RECORDED DATA >>
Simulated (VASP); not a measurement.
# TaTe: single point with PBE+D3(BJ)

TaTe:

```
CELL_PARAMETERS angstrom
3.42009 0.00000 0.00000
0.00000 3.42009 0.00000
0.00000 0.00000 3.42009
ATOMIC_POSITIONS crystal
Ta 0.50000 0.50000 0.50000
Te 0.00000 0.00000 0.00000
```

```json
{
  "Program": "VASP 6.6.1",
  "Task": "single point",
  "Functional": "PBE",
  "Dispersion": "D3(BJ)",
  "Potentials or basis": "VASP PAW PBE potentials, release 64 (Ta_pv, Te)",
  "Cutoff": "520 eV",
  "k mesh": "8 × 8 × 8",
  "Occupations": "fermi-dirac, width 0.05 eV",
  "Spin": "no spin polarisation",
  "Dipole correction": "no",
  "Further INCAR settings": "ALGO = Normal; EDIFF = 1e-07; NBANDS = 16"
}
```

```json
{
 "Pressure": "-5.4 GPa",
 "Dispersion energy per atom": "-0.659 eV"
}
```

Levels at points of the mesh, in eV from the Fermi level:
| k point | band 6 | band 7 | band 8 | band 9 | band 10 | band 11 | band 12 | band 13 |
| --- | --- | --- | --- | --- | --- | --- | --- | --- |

EXERCISE >> Transcribe the material above in its entirety. Match it exactly.

TASK SOLUTION >>
Simulated (VASP); not a measurement.
# TaTe: single point with PBE+D3(BJ)

TaTe:

```
CELL_PARAMETERS angstrom
3.42009 0.00000 0.00000
0.00000 3.42009 0.00000
0.00000 0.00000 3.42009
ATOMIC_POSITIONS crystal
Ta 0.50000 0.50000 0.50000
Te 0.00000 0.00000 0.00000
```

```json
{
  "Program": "VASP 6.6.1",
  "Task": "single point",
  "Functional": "PBE",
  "Dispersion": "D3(BJ)",
  "Potentials or basis": "VASP PAW PBE potentials, release 64 (Ta_pv, Te)",
  "Cutoff": "520 eV",
  "k mesh": "8 × 8 × 8",
  "Occupations": "fermi-dirac, width 0.05 eV",
  "Spin": "no spin polarisation",
  "Dipole correction": "no",
  "Further INCAR settings": "ALGO = Normal; EDIFF = 1e-07; NBANDS = 16"
}
```

```json
{
 "Pressure": "-5.4 GPa",
 "Dispersion energy per atom": "-0.659 eV"
}
```

Levels at points of the mesh, in eV from the Fermi level:
| k point | band 6 | band 7 | band 8 | band 9 | band 10 | band 11 | band 12 | band 13 |
| --- | --- | --- | --- | --- | --- | --- | --- | --- |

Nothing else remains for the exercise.